== WORK ORDER ==
Copy the listing exactly. Omit nothing.

== DATA ==
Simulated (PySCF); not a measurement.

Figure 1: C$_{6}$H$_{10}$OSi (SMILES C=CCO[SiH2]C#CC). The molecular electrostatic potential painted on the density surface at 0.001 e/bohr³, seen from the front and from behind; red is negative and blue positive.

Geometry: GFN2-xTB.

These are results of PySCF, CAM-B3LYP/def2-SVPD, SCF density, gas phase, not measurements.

== WRITTEN SOLUTION ==
Simulated (PySCF); not a measurement.

Figure 1: C$_{6}$H$_{10}$OSi (SMILES C=CCO[SiH2]C#CC). The molecular electrostatic potential painted on the density surface at 0.001 e/bohr³, seen from the front and from behind; red is negative and blue positive.

Geometry: GFN2-xTB.

These are results of PySCF, CAM-B3LYP/def2-SVPD, SCF density, gas phase, not measurements.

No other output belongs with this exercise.